#### AVAILABLE DATA ####

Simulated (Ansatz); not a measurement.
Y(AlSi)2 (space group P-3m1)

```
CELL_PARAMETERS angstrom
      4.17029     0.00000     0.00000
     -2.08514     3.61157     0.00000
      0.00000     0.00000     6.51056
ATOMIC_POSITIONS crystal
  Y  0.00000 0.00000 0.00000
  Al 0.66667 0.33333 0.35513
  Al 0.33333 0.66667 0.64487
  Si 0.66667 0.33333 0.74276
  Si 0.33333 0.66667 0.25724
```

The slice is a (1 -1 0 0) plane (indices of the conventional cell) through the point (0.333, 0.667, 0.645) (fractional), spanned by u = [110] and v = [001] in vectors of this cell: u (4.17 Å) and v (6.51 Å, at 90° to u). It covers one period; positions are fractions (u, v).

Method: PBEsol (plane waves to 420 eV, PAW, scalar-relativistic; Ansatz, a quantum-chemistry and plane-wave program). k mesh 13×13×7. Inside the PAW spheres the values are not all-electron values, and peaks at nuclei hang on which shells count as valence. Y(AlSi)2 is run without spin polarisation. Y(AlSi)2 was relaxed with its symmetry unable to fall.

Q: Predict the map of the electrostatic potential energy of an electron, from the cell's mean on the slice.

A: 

####

**ASSIGNED TASK:** Every entry must be given again exactly as it reads.

**EXERCISE SOLUTION:**
Simulated (Ansatz); not a measurement.
Y(AlSi)2 (space group P-3m1)

```
CELL_PARAMETERS angstrom
      4.17029     0.00000     0.00000
     -2.08514     3.61157     0.00000
      0.00000     0.00000     6.51056
ATOMIC_POSITIONS crystal
  Y  0.00000 0.00000 0.00000
  Al 0.66667 0.33333 0.35513
  Al 0.33333 0.66667 0.64487
  Si 0.66667 0.33333 0.74276
  Si 0.33333 0.66667 0.25724
```

The slice is a (1 -1 0 0) plane (indices of the conventional cell) through the point (0.333, 0.667, 0.645) (fractional), spanned by u = [110] and v = [001] in vectors of this cell: u (4.17 Å) and v (6.51 Å, at 90° to u). It covers one period; positions are fractions (u, v).

Method: PBEsol (plane waves to 420 eV, PAW, scalar-relativistic; Ansatz, a quantum-chemistry and plane-wave program). k mesh 13×13×7. Inside the PAW spheres the values are not all-electron values, and peaks at nuclei hang on which shells count as valence. Y(AlSi)2 is run without spin polarisation. Y(AlSi)2 was relaxed with its symmetry unable to fall.

Q: Predict the map of the electrostatic potential energy of an electron, from the cell's mean on the slice.

A: 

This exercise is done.